++++
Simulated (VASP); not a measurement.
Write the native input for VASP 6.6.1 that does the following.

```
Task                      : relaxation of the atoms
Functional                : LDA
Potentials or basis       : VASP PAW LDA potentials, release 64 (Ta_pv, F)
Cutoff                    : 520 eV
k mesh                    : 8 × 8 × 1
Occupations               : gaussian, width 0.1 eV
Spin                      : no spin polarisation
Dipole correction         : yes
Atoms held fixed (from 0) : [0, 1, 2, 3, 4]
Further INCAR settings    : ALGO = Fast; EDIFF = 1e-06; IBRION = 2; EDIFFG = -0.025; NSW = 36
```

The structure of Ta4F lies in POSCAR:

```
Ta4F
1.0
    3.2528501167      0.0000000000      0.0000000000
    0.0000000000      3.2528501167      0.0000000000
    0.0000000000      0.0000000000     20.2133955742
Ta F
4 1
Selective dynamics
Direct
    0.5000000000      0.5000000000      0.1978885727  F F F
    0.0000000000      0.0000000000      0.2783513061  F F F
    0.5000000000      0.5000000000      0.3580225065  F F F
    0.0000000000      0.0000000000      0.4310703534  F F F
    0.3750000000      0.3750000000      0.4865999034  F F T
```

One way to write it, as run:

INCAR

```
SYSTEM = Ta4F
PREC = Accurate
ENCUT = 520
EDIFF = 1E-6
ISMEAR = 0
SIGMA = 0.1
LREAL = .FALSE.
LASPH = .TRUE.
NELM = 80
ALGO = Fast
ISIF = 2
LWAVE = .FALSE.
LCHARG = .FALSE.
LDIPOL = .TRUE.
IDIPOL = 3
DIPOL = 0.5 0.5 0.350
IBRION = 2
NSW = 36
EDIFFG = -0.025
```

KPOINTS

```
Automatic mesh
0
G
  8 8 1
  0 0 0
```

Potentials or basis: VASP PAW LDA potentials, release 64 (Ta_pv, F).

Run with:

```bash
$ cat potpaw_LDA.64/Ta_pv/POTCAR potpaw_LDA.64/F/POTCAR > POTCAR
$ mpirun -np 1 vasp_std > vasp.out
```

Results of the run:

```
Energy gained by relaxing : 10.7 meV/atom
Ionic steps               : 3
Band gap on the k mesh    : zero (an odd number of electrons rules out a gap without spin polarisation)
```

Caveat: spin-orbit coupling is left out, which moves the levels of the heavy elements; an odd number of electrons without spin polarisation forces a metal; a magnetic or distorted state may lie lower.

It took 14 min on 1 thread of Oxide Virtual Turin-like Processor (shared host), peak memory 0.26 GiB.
++++

» **Work order**
Considering only the material above, set down every line from the one with "Results of the" to the one with "Caveat: spin-orbit coupling", inclusive, exactly as written.

» **Exercise answer**
Results of the run:

```
Energy gained by relaxing : 10.7 meV/atom
Ionic steps               : 3
Band gap on the k mesh    : zero (an odd number of electrons rules out a gap without spin polarisation)
```

Caveat: spin-orbit coupling is left out, which moves the levels of the heavy elements; an odd number of electrons without spin polarisation forces a metal; a magnetic or distorted state may lie lower.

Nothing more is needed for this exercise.